### Work task:
Reproduce the entries so that every line matches the original exactly.

### Supplied records:
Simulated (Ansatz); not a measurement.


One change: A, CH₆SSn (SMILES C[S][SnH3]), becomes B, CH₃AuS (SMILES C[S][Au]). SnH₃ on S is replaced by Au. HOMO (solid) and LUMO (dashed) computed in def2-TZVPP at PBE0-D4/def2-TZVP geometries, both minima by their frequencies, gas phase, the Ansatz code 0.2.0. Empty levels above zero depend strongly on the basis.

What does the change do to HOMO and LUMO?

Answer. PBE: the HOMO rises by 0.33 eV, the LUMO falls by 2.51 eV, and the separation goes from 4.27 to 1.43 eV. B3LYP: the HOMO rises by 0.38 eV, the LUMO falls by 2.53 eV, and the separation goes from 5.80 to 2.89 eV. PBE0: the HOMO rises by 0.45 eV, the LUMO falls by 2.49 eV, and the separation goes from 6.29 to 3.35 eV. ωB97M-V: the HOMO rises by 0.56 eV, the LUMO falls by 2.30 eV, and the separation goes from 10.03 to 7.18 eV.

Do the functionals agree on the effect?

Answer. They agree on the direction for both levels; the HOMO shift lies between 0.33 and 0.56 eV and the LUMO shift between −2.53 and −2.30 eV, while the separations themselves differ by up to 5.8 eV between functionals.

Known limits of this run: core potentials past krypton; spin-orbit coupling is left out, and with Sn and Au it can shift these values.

### Written solution:
Simulated (Ansatz); not a measurement.


One change: A, CH₆SSn (SMILES C[S][SnH3]), becomes B, CH₃AuS (SMILES C[S][Au]). SnH₃ on S is replaced by Au. HOMO (solid) and LUMO (dashed) computed in def2-TZVPP at PBE0-D4/def2-TZVP geometries, both minima by their frequencies, gas phase, the Ansatz code 0.2.0. Empty levels above zero depend strongly on the basis.

What does the change do to HOMO and LUMO?

Answer. PBE: the HOMO rises by 0.33 eV, the LUMO falls by 2.51 eV, and the separation goes from 4.27 to 1.43 eV. B3LYP: the HOMO rises by 0.38 eV, the LUMO falls by 2.53 eV, and the separation goes from 5.80 to 2.89 eV. PBE0: the HOMO rises by 0.45 eV, the LUMO falls by 2.49 eV, and the separation goes from 6.29 to 3.35 eV. ωB97M-V: the HOMO rises by 0.56 eV, the LUMO falls by 2.30 eV, and the separation goes from 10.03 to 7.18 eV.

Do the functionals agree on the effect?

Answer. They agree on the direction for both levels; the HOMO shift lies between 0.33 and 0.56 eV and the LUMO shift between −2.53 and −2.30 eV, while the separations themselves differ by up to 5.8 eV between functionals.

Known limits of this run: core potentials past krypton; spin-orbit coupling is left out, and with Sn and Au it can shift these values.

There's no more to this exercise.